# REQUIRED ACTION
Print the material underneath in full, keeping every line exactly as it is.

======== EXTRACTED INFORMATION

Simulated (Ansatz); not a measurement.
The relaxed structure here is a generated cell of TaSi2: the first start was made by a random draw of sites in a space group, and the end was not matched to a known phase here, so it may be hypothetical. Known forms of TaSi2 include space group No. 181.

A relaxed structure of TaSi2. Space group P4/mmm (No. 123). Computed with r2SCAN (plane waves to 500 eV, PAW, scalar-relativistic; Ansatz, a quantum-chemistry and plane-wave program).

================

# ANSWER SPACE
Simulated (Ansatz); not a measurement.
The relaxed structure here is a generated cell of TaSi2: the first start was made by a random draw of sites in a space group, and the end was not matched to a known phase here, so it may be hypothetical. Known forms of TaSi2 include space group No. 181.

A relaxed structure of TaSi2. Space group P4/mmm (No. 123). Computed with r2SCAN (plane waves to 500 eV, PAW, scalar-relativistic; Ansatz, a quantum-chemistry and plane-wave program).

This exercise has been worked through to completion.